#### EXERCISE
Please write out, exactly, every line of the listing from its first line through the one that includes "It fails none".

[[ DATA FOR ANALYSIS open ]]

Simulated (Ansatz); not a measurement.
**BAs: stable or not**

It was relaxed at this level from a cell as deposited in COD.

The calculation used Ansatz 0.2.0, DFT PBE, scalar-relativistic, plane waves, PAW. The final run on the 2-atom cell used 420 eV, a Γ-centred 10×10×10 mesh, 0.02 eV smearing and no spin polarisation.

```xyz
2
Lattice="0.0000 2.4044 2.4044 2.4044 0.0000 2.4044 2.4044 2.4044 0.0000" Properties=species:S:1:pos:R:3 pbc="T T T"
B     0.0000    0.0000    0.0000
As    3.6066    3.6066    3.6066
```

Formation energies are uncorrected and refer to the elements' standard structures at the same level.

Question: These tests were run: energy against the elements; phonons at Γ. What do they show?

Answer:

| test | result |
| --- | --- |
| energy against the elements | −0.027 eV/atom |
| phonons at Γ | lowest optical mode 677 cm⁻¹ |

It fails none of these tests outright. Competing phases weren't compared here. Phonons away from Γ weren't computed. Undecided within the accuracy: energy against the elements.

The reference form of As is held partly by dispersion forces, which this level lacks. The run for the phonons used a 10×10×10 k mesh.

[[ DATA FOR ANALYSIS closed ]]

#### WRITTEN REPLY
Simulated (Ansatz); not a measurement.
**BAs: stable or not**

It was relaxed at this level from a cell as deposited in COD.

The calculation used Ansatz 0.2.0, DFT PBE, scalar-relativistic, plane waves, PAW. The final run on the 2-atom cell used 420 eV, a Γ-centred 10×10×10 mesh, 0.02 eV smearing and no spin polarisation.

```xyz
2
Lattice="0.0000 2.4044 2.4044 2.4044 0.0000 2.4044 2.4044 2.4044 0.0000" Properties=species:S:1:pos:R:3 pbc="T T T"
B     0.0000    0.0000    0.0000
As    3.6066    3.6066    3.6066
```

Formation energies are uncorrected and refer to the elements' standard structures at the same level.

Question: These tests were run: energy against the elements; phonons at Γ. What do they show?

Answer:

| test | result |
| --- | --- |
| energy against the elements | −0.027 eV/atom |
| phonons at Γ | lowest optical mode 677 cm⁻¹ |

It fails none of these tests outright. Competing phases weren't compared here. Phonons away from Γ weren't computed. Undecided within the accuracy: energy against the elements.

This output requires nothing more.